* Task item: Exactly the lines from the start of the data below through the line containing "0.000 | -0.0063 |" must be returned, and no others.

*** Opening Provided records ***

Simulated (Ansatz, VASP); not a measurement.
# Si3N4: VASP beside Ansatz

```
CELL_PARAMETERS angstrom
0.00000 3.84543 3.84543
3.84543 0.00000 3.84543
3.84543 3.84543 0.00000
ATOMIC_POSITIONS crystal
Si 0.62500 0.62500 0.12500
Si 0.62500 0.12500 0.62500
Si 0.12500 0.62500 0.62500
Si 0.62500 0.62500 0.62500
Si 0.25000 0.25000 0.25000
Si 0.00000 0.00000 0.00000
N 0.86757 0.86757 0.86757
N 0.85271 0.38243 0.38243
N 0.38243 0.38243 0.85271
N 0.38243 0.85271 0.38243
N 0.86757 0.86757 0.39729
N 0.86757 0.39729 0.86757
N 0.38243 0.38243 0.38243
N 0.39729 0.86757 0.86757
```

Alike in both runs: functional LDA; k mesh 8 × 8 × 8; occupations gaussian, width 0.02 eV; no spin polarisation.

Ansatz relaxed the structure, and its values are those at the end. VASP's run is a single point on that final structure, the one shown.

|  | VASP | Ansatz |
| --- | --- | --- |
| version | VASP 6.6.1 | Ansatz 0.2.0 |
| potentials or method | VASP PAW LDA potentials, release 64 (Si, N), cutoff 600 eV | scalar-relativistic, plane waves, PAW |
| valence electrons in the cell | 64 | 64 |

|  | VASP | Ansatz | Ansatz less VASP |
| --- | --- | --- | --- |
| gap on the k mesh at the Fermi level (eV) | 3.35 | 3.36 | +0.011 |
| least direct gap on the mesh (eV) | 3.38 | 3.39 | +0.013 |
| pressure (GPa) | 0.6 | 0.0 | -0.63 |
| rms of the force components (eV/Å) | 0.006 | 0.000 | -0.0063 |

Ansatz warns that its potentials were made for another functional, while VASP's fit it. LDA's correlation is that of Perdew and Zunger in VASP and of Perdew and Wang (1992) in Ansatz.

*** Closing Provided records ***

* Task solution:
Simulated (Ansatz, VASP); not a measurement.
# Si3N4: VASP beside Ansatz

```
CELL_PARAMETERS angstrom
0.00000 3.84543 3.84543
3.84543 0.00000 3.84543
3.84543 3.84543 0.00000
ATOMIC_POSITIONS crystal
Si 0.62500 0.62500 0.12500
Si 0.62500 0.12500 0.62500
Si 0.12500 0.62500 0.62500
Si 0.62500 0.62500 0.62500
Si 0.25000 0.25000 0.25000
Si 0.00000 0.00000 0.00000
N 0.86757 0.86757 0.86757
N 0.85271 0.38243 0.38243
N 0.38243 0.38243 0.85271
N 0.38243 0.85271 0.38243
N 0.86757 0.86757 0.39729
N 0.86757 0.39729 0.86757
N 0.38243 0.38243 0.38243
N 0.39729 0.86757 0.86757
```

Alike in both runs: functional LDA; k mesh 8 × 8 × 8; occupations gaussian, width 0.02 eV; no spin polarisation.

Ansatz relaxed the structure, and its values are those at the end. VASP's run is a single point on that final structure, the one shown.

|  | VASP | Ansatz |
| --- | --- | --- |
| version | VASP 6.6.1 | Ansatz 0.2.0 |
| potentials or method | VASP PAW LDA potentials, release 64 (Si, N), cutoff 600 eV | scalar-relativistic, plane waves, PAW |
| valence electrons in the cell | 64 | 64 |

|  | VASP | Ansatz | Ansatz less VASP |
| --- | --- | --- | --- |
| gap on the k mesh at the Fermi level (eV) | 3.35 | 3.36 | +0.011 |
| least direct gap on the mesh (eV) | 3.38 | 3.39 | +0.013 |
| pressure (GPa) | 0.6 | 0.0 | -0.63 |
| rms of the force components (eV/Å) | 0.006 | 0.000 | -0.0063 |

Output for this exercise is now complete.